======== Material supplied ========

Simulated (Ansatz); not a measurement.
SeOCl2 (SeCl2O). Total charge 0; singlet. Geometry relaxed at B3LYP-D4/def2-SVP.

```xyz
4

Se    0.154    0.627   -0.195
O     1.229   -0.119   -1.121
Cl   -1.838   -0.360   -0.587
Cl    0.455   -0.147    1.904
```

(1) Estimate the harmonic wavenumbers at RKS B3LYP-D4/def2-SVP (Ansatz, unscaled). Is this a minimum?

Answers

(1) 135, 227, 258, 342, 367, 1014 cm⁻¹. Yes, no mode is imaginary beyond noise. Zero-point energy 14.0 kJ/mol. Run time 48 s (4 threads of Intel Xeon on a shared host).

========

Work task: Reproduce the material in full. Keep it identical to the original.

Expected answer:
Simulated (Ansatz); not a measurement.
SeOCl2 (SeCl2O). Total charge 0; singlet. Geometry relaxed at B3LYP-D4/def2-SVP.

```xyz
4

Se    0.154    0.627   -0.195
O     1.229   -0.119   -1.121
Cl   -1.838   -0.360   -0.587
Cl    0.455   -0.147    1.904
```

(1) Estimate the harmonic wavenumbers at RKS B3LYP-D4/def2-SVP (Ansatz, unscaled). Is this a minimum?

Answers

(1) 135, 227, 258, 342, 367, 1014 cm⁻¹. Yes, no mode is imaginary beyond noise. Zero-point energy 14.0 kJ/mol. Run time 48 s (4 threads of Intel Xeon on a shared host).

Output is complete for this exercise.